Extracted material:
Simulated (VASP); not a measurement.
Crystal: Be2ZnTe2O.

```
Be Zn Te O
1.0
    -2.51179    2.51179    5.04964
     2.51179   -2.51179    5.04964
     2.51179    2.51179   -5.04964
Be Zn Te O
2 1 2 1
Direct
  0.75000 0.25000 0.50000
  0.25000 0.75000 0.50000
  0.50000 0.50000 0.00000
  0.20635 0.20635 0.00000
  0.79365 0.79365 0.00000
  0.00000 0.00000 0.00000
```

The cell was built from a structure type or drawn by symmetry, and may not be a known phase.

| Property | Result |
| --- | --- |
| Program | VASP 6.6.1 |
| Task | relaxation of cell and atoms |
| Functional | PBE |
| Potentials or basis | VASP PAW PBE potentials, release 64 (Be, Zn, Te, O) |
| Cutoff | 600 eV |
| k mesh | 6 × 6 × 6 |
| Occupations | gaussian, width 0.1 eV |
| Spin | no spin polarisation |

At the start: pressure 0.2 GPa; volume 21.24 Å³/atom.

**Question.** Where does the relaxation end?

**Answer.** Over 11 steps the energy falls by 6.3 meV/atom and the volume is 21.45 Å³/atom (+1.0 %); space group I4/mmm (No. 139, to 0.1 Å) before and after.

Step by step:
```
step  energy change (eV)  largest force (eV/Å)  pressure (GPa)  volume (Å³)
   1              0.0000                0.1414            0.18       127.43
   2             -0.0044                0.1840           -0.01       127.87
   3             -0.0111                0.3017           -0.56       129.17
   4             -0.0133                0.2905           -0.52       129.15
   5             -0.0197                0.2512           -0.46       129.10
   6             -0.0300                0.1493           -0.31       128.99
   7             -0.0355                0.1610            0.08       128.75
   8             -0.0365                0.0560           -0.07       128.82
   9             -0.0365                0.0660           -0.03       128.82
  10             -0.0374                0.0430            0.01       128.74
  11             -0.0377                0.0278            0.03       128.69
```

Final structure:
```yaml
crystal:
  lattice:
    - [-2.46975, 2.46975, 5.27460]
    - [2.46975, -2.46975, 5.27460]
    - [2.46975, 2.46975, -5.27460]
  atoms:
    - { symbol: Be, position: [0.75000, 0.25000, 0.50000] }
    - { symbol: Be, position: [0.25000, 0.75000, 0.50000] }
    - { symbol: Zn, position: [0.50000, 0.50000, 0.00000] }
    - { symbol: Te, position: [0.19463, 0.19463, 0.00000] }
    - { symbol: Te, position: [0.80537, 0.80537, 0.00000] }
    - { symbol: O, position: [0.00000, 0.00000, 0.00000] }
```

Action item: From the data above, output exactly the lines between the one containing "The cell was" and the one containing "Cutoff | 600 eV |", counting both of them.

Response:
The cell was built from a structure type or drawn by symmetry, and may not be a known phase.

| Property | Result |
| --- | --- |
| Program | VASP 6.6.1 |
| Task | relaxation of cell and atoms |
| Functional | PBE |
| Potentials or basis | VASP PAW PBE potentials, release 64 (Be, Zn, Te, O) |
| Cutoff | 600 eV |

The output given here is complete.